[Opening DATA SHOWN section]

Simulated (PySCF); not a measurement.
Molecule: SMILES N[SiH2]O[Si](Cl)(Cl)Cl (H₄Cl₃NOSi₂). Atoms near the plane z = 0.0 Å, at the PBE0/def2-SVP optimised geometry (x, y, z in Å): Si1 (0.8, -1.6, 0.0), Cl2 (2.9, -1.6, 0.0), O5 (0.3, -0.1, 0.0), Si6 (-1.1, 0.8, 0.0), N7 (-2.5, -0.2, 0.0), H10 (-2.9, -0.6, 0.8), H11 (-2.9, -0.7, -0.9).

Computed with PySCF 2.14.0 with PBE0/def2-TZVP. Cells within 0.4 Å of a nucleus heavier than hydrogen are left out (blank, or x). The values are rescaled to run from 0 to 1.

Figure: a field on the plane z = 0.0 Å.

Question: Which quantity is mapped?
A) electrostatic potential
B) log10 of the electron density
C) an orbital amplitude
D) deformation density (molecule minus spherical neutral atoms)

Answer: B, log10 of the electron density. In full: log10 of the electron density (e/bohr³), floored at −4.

[Closing DATA SHOWN section]

WORK REQUEST: Looking at the entries above, can you reproduce exactly the lines from the one that holds "Question: Which quantity is mapped?" through the one that holds "D) deformation density", and only those?

EXERCISE RESULT:
Question: Which quantity is mapped?
A) electrostatic potential
B) log10 of the electron density
C) an orbital amplitude
D) deformation density (molecule minus spherical neutral atoms)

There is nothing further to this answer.